Assignment — Print the lines that run from the line with "under 3.6 Å)." to the line with "6.37 g/cm³ |", keeping both end lines, exactly as they appear in the entries below, and nothing else.

Exercise data —
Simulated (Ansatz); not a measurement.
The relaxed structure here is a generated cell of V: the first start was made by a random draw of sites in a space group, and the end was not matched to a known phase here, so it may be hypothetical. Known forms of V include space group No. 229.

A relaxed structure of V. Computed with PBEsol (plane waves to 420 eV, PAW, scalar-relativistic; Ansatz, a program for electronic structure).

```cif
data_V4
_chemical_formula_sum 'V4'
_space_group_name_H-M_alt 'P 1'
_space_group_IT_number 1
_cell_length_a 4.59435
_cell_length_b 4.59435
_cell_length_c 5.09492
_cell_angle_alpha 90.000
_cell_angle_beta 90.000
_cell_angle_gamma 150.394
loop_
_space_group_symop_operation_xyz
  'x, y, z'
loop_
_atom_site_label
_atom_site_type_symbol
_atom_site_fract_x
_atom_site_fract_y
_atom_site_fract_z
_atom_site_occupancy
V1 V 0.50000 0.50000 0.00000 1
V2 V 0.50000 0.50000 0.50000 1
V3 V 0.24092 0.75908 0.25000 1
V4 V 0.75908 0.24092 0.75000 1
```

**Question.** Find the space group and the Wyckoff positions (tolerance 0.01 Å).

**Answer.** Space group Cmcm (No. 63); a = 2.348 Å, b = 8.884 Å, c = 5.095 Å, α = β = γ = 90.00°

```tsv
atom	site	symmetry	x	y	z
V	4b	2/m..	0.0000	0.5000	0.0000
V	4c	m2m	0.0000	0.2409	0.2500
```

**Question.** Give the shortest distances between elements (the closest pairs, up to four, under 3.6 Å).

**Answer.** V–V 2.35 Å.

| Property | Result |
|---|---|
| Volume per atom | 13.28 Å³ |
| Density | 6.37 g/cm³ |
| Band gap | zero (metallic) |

Task answer —
**Question.** Give the shortest distances between elements (the closest pairs, up to four, under 3.6 Å).

**Answer.** V–V 2.35 Å.

| Property | Result |
|---|---|
| Volume per atom | 13.28 Å³ |
| Density | 6.37 g/cm³ |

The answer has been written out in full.